### PROVIDED RECORDS
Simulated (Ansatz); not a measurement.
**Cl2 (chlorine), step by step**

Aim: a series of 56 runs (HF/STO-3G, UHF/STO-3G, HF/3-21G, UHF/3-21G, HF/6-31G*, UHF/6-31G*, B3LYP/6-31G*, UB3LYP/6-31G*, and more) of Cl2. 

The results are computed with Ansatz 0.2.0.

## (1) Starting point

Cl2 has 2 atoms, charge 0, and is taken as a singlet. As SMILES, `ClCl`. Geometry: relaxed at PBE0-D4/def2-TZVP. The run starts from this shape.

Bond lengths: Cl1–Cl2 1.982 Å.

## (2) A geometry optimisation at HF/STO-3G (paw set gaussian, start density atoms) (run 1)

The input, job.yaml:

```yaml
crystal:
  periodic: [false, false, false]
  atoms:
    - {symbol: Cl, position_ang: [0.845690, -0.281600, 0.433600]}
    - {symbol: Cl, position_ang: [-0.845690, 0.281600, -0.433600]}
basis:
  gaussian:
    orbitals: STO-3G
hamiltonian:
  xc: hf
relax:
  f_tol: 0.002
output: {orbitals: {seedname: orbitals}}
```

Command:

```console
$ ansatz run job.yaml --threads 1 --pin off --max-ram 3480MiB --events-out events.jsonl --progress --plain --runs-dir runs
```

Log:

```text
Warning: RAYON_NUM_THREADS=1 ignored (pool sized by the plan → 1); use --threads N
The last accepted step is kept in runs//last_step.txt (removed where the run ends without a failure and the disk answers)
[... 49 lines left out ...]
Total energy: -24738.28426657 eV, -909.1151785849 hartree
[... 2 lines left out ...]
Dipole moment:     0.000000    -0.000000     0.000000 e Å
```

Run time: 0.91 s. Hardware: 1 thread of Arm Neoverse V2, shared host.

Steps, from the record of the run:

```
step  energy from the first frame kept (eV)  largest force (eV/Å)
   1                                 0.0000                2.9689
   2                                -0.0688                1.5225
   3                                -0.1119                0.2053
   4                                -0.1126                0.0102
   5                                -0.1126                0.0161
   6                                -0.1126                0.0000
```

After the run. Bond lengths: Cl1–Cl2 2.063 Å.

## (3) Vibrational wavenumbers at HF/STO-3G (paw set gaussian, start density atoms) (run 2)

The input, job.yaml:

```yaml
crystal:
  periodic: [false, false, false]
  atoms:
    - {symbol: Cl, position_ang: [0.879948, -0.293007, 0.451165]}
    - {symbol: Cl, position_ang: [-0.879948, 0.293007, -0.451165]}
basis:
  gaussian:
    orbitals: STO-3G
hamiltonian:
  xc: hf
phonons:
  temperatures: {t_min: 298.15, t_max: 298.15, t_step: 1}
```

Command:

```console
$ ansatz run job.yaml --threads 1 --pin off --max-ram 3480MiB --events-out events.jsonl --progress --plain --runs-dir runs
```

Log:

### TASK ITEM
Print the lines above from the one with "Aim: a series" through the one with "Bond lengths: Cl1–Cl2 1.982 Å.", both included, exactly as written and nothing more.

### TASK RESPONSE
Aim: a series of 56 runs (HF/STO-3G, UHF/STO-3G, HF/3-21G, UHF/3-21G, HF/6-31G*, UHF/6-31G*, B3LYP/6-31G*, UB3LYP/6-31G*, and more) of Cl2. 

The results are computed with Ansatz 0.2.0.

## (1) Starting point

Cl2 has 2 atoms, charge 0, and is taken as a singlet. As SMILES, `ClCl`. Geometry: relaxed at PBE0-D4/def2-TZVP. The run starts from this shape.

Bond lengths: Cl1–Cl2 1.982 Å.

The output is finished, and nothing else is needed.